ACTIVITY:
Give the data again exactly, stopping after the "The same geometry" line.

DATA EXTRACTS:
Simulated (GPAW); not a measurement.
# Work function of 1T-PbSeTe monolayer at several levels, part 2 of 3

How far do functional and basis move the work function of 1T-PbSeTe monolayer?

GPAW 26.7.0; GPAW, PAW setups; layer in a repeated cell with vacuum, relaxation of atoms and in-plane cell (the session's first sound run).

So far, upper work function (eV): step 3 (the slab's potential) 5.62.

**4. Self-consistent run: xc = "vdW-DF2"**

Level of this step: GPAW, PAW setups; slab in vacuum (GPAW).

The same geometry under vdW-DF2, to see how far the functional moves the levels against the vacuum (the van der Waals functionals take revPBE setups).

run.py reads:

REPLY:
Simulated (GPAW); not a measurement.
# Work function of 1T-PbSeTe monolayer at several levels, part 2 of 3

How far do functional and basis move the work function of 1T-PbSeTe monolayer?

GPAW 26.7.0; GPAW, PAW setups; layer in a repeated cell with vacuum, relaxation of atoms and in-plane cell (the session's first sound run).

So far, upper work function (eV): step 3 (the slab's potential) 5.62.

**4. Self-consistent run: xc = "vdW-DF2"**

Level of this step: GPAW, PAW setups; slab in vacuum (GPAW).

The same geometry under vdW-DF2, to see how far the functional moves the levels against the vacuum (the van der Waals functionals take revPBE setups).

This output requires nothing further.